* Records shown *
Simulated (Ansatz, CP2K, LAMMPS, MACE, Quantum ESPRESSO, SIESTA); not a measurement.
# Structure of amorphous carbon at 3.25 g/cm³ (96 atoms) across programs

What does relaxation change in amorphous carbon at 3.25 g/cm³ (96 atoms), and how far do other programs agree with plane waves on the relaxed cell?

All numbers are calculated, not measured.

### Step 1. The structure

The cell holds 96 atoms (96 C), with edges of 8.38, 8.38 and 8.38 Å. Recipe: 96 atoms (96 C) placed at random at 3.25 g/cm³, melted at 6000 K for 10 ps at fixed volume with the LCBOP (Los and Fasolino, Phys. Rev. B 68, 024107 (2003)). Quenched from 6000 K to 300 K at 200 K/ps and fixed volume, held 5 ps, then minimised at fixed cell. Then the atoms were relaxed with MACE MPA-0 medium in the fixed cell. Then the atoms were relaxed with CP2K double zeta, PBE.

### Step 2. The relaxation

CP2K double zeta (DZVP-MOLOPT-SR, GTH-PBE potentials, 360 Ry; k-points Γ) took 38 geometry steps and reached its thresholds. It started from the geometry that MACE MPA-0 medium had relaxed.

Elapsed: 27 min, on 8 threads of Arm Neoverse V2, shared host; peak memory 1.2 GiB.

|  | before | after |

* Exercise *
What's wanted here is every record, retyped exactly as shown above.

* Solution *
Simulated (Ansatz, CP2K, LAMMPS, MACE, Quantum ESPRESSO, SIESTA); not a measurement.
# Structure of amorphous carbon at 3.25 g/cm³ (96 atoms) across programs

What does relaxation change in amorphous carbon at 3.25 g/cm³ (96 atoms), and how far do other programs agree with plane waves on the relaxed cell?

All numbers are calculated, not measured.

### Step 1. The structure

The cell holds 96 atoms (96 C), with edges of 8.38, 8.38 and 8.38 Å. Recipe: 96 atoms (96 C) placed at random at 3.25 g/cm³, melted at 6000 K for 10 ps at fixed volume with the LCBOP (Los and Fasolino, Phys. Rev. B 68, 024107 (2003)). Quenched from 6000 K to 300 K at 200 K/ps and fixed volume, held 5 ps, then minimised at fixed cell. Then the atoms were relaxed with MACE MPA-0 medium in the fixed cell. Then the atoms were relaxed with CP2K double zeta, PBE.

### Step 2. The relaxation

CP2K double zeta (DZVP-MOLOPT-SR, GTH-PBE potentials, 360 Ry; k-points Γ) took 38 geometry steps and reached its thresholds. It started from the geometry that MACE MPA-0 medium had relaxed.

Elapsed: 27 min, on 8 threads of Arm Neoverse V2, shared host; peak memory 1.2 GiB.

|  | before | after |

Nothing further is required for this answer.